Activity: Each line from the start of the listing below through the line containing "60.9 | 306.0 |" should be reproduced exactly, with no others.

Records shown:
────
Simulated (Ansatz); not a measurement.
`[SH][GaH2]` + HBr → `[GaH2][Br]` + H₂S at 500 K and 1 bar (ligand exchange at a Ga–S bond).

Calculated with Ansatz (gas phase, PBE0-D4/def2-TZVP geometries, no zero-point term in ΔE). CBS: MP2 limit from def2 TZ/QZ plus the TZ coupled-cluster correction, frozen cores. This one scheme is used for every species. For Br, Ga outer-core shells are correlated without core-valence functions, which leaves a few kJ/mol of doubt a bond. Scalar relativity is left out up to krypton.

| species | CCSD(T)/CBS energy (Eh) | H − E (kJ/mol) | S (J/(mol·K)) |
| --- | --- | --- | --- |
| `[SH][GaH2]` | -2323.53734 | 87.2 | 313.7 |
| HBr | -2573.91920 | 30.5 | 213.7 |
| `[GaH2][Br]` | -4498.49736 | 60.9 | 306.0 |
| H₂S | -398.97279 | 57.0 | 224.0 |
────

Task solution:
Simulated (Ansatz); not a measurement.
`[SH][GaH2]` + HBr → `[GaH2][Br]` + H₂S at 500 K and 1 bar (ligand exchange at a Ga–S bond).

Calculated with Ansatz (gas phase, PBE0-D4/def2-TZVP geometries, no zero-point term in ΔE). CBS: MP2 limit from def2 TZ/QZ plus the TZ coupled-cluster correction, frozen cores. This one scheme is used for every species. For Br, Ga outer-core shells are correlated without core-valence functions, which leaves a few kJ/mol of doubt a bond. Scalar relativity is left out up to krypton.

| species | CCSD(T)/CBS energy (Eh) | H − E (kJ/mol) | S (J/(mol·K)) |
| --- | --- | --- | --- |
| `[SH][GaH2]` | -2323.53734 | 87.2 | 313.7 |
| HBr | -2573.91920 | 30.5 | 213.7 |
| `[GaH2][Br]` | -4498.49736 | 60.9 | 306.0 |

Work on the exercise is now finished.